→ REQUIRED ACTION:
Please copy the lines below exactly, from the first one through the line showing "Solution. 0.0 GPa.".

———
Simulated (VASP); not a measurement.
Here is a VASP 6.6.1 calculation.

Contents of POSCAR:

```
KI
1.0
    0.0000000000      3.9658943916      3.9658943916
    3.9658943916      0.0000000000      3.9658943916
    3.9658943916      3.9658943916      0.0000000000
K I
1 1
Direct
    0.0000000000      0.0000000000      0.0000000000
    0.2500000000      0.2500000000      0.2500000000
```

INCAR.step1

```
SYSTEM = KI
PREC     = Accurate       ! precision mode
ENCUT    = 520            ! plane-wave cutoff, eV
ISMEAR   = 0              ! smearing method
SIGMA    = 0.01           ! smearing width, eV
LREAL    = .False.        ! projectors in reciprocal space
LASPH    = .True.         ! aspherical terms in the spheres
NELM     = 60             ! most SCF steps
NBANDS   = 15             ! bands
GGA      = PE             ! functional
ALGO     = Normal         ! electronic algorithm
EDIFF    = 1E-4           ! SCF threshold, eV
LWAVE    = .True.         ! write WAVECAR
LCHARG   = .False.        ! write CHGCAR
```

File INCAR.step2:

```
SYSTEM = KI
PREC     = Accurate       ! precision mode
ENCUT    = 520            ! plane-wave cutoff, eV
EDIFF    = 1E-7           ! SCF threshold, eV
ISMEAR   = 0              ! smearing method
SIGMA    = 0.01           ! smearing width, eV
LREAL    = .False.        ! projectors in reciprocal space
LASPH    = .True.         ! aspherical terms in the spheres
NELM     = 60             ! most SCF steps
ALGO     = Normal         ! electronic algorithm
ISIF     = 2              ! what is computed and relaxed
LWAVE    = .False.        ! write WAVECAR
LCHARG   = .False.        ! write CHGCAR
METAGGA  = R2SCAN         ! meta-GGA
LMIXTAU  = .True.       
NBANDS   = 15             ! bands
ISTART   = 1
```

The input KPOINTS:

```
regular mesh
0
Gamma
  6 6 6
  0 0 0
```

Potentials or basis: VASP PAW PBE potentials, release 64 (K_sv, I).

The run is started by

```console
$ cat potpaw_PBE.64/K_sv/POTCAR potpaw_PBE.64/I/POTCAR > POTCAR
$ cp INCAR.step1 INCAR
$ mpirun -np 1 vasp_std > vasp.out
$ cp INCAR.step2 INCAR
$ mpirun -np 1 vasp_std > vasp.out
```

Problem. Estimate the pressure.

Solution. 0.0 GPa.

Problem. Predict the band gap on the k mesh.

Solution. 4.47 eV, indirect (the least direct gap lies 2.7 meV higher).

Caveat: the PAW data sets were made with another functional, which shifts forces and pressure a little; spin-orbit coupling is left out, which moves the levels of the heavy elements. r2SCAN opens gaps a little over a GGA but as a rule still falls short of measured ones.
———

→ WRITTEN ANSWER:
Simulated (VASP); not a measurement.
Here is a VASP 6.6.1 calculation.

Contents of POSCAR:

```
KI
1.0
    0.0000000000      3.9658943916      3.9658943916
    3.9658943916      0.0000000000      3.9658943916
    3.9658943916      3.9658943916      0.0000000000
K I
1 1
Direct
    0.0000000000      0.0000000000      0.0000000000
    0.2500000000      0.2500000000      0.2500000000
```

INCAR.step1

```
SYSTEM = KI
PREC     = Accurate       ! precision mode
ENCUT    = 520            ! plane-wave cutoff, eV
ISMEAR   = 0              ! smearing method
SIGMA    = 0.01           ! smearing width, eV
LREAL    = .False.        ! projectors in reciprocal space
LASPH    = .True.         ! aspherical terms in the spheres
NELM     = 60             ! most SCF steps
NBANDS   = 15             ! bands
GGA      = PE             ! functional
ALGO     = Normal         ! electronic algorithm
EDIFF    = 1E-4           ! SCF threshold, eV
LWAVE    = .True.         ! write WAVECAR
LCHARG   = .False.        ! write CHGCAR
```

File INCAR.step2:

```
SYSTEM = KI
PREC     = Accurate       ! precision mode
ENCUT    = 520            ! plane-wave cutoff, eV
EDIFF    = 1E-7           ! SCF threshold, eV
ISMEAR   = 0              ! smearing method
SIGMA    = 0.01           ! smearing width, eV
LREAL    = .False.        ! projectors in reciprocal space
LASPH    = .True.         ! aspherical terms in the spheres
NELM     = 60             ! most SCF steps
ALGO     = Normal         ! electronic algorithm
ISIF     = 2              ! what is computed and relaxed
LWAVE    = .False.        ! write WAVECAR
LCHARG   = .False.        ! write CHGCAR
METAGGA  = R2SCAN         ! meta-GGA
LMIXTAU  = .True.       
NBANDS   = 15             ! bands
ISTART   = 1
```

The input KPOINTS:

```
regular mesh
0
Gamma
  6 6 6
  0 0 0
```

Potentials or basis: VASP PAW PBE potentials, release 64 (K_sv, I).

The run is started by

```console
$ cat potpaw_PBE.64/K_sv/POTCAR potpaw_PBE.64/I/POTCAR > POTCAR
$ cp INCAR.step1 INCAR
$ mpirun -np 1 vasp_std > vasp.out
$ cp INCAR.step2 INCAR
$ mpirun -np 1 vasp_std > vasp.out
```

Problem. Estimate the pressure.

Solution. 0.0 GPa.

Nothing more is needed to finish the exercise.